EXCERPTED RECORDS:
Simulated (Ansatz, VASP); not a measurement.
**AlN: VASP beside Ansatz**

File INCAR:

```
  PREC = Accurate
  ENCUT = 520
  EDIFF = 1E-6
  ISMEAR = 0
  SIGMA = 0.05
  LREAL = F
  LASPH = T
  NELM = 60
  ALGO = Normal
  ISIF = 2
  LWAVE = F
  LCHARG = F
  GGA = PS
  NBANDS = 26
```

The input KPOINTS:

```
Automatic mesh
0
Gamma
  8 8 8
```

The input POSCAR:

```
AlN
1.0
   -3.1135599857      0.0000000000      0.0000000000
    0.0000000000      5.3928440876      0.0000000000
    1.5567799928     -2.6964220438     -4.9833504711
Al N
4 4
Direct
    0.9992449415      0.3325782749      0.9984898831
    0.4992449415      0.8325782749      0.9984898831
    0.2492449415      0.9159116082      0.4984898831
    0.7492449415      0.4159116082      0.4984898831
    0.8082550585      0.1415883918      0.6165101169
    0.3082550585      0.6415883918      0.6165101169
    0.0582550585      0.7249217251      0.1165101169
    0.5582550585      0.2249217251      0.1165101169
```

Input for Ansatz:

WORK ORDER: Restate the listing word for word.

EXERCISE OUTPUT:
Simulated (Ansatz, VASP); not a measurement.
**AlN: VASP beside Ansatz**

File INCAR:

```
  PREC = Accurate
  ENCUT = 520
  EDIFF = 1E-6
  ISMEAR = 0
  SIGMA = 0.05
  LREAL = F
  LASPH = T
  NELM = 60
  ALGO = Normal
  ISIF = 2
  LWAVE = F
  LCHARG = F
  GGA = PS
  NBANDS = 26
```

The input KPOINTS:

```
Automatic mesh
0
Gamma
  8 8 8
```

The input POSCAR:

```
AlN
1.0
   -3.1135599857      0.0000000000      0.0000000000
    0.0000000000      5.3928440876      0.0000000000
    1.5567799928     -2.6964220438     -4.9833504711
Al N
4 4
Direct
    0.9992449415      0.3325782749      0.9984898831
    0.4992449415      0.8325782749      0.9984898831
    0.2492449415      0.9159116082      0.4984898831
    0.7492449415      0.4159116082      0.4984898831
    0.8082550585      0.1415883918      0.6165101169
    0.3082550585      0.6415883918      0.6165101169
    0.0582550585      0.7249217251      0.1165101169
    0.5582550585      0.2249217251      0.1165101169
```

Input for Ansatz:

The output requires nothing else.